Records shown Block Start

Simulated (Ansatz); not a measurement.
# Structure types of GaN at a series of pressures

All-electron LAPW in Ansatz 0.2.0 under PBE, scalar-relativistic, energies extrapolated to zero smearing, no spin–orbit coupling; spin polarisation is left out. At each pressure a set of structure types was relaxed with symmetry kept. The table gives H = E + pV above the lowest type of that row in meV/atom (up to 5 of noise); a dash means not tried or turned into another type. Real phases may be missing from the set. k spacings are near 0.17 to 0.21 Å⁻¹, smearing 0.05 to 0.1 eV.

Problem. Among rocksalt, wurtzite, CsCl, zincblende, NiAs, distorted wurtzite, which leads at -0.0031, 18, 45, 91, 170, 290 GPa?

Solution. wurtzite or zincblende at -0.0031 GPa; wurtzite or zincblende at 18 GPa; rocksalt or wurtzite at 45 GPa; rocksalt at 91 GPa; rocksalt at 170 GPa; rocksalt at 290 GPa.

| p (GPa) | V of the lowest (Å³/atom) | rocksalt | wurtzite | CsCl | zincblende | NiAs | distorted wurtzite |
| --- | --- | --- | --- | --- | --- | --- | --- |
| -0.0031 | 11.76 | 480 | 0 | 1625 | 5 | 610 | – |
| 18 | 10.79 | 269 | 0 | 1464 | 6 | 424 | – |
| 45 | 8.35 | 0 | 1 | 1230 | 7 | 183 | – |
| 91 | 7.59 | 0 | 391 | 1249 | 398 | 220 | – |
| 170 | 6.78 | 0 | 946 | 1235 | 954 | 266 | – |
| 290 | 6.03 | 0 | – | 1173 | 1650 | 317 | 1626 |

Records shown Block End

Assignment: From the data above, output exactly the lines between the one containing "398 | 220 | – |" and the one containing "954 | 266 | – |", counting both of them.

Answer section:
| 91 | 7.59 | 0 | 391 | 1249 | 398 | 220 | – |
| 170 | 6.78 | 0 | 946 | 1235 | 954 | 266 | – |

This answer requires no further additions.